TASK ITEM ::
A word-for-word transcription of the records is required.

● ● ● ● ●

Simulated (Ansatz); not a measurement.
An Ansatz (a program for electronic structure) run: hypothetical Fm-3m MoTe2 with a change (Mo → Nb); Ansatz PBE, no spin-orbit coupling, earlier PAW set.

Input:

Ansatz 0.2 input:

● ● ● ● ●

TASK SOLUTION ::
Simulated (Ansatz); not a measurement.
An Ansatz (a program for electronic structure) run: hypothetical Fm-3m MoTe2 with a change (Mo → Nb); Ansatz PBE, no spin-orbit coupling, earlier PAW set.

Input:

Ansatz 0.2 input:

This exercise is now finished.